#### Work task:
Only part of the listing is needed, namely the lines from its start through the line with "List the charges", and they should be retyped exactly.

Data listing section start

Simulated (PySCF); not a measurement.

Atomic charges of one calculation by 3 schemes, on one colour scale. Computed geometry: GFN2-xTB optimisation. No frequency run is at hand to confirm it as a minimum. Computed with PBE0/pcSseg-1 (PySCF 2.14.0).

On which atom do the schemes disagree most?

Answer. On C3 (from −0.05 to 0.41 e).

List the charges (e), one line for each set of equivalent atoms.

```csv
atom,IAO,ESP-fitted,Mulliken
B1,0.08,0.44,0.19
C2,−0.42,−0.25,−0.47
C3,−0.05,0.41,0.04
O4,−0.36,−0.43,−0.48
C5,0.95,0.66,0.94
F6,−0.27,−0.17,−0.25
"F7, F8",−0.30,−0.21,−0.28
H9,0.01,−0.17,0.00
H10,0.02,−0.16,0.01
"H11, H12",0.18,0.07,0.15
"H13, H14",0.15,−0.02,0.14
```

Data listing section end

#### Task result:
Simulated (PySCF); not a measurement.

Atomic charges of one calculation by 3 schemes, on one colour scale. Computed geometry: GFN2-xTB optimisation. No frequency run is at hand to confirm it as a minimum. Computed with PBE0/pcSseg-1 (PySCF 2.14.0).

On which atom do the schemes disagree most?

Answer. On C3 (from −0.05 to 0.41 e).

List the charges (e), one line for each set of equivalent atoms.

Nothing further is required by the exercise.